## [SUPPLIED RECORDS]
..............................

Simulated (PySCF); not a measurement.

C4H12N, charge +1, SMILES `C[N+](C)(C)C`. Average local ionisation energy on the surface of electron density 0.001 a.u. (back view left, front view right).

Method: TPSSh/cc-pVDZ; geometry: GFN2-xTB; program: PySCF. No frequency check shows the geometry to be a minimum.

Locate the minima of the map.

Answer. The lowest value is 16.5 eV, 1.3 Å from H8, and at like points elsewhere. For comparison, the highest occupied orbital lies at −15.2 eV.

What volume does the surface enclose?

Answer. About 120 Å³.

..............................

## [ACTION ITEM]
Exactly as they stand, set down the lines from the top of the data through the line with "What volume does the surface enclose?".

## [RESPONSE BOX]
Simulated (PySCF); not a measurement.

C4H12N, charge +1, SMILES `C[N+](C)(C)C`. Average local ionisation energy on the surface of electron density 0.001 a.u. (back view left, front view right).

Method: TPSSh/cc-pVDZ; geometry: GFN2-xTB; program: PySCF. No frequency check shows the geometry to be a minimum.

Locate the minima of the map.

Answer. The lowest value is 16.5 eV, 1.3 Å from H8, and at like points elsewhere. For comparison, the highest occupied orbital lies at −15.2 eV.

What volume does the surface enclose?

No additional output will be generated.